### WORK INSTRUCTION:
Copy out exactly the lines from the start of the data to the line containing "Localised orbitals split". Include both.

● ● ●
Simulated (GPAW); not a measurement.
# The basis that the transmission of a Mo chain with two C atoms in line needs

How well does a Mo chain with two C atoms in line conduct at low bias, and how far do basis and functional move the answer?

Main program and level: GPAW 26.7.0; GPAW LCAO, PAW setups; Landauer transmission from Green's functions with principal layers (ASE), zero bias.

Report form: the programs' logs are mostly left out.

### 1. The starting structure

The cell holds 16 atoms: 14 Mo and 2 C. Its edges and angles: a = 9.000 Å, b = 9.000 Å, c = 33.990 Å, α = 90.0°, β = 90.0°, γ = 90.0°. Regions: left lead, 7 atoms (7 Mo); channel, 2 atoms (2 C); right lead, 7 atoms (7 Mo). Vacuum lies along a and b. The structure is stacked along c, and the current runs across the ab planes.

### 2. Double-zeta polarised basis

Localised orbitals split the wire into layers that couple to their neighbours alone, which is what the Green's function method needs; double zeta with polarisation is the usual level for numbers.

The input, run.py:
● ● ●

### WORKED SOLUTION:
Simulated (GPAW); not a measurement.
# The basis that the transmission of a Mo chain with two C atoms in line needs

How well does a Mo chain with two C atoms in line conduct at low bias, and how far do basis and functional move the answer?

Main program and level: GPAW 26.7.0; GPAW LCAO, PAW setups; Landauer transmission from Green's functions with principal layers (ASE), zero bias.

Report form: the programs' logs are mostly left out.

### 1. The starting structure

The cell holds 16 atoms: 14 Mo and 2 C. Its edges and angles: a = 9.000 Å, b = 9.000 Å, c = 33.990 Å, α = 90.0°, β = 90.0°, γ = 90.0°. Regions: left lead, 7 atoms (7 Mo); channel, 2 atoms (2 C); right lead, 7 atoms (7 Mo). Vacuum lies along a and b. The structure is stacked along c, and the current runs across the ab planes.

### 2. Double-zeta polarised basis

Localised orbitals split the wire into layers that couple to their neighbours alone, which is what the Green's function method needs; double zeta with polarisation is the usual level for numbers.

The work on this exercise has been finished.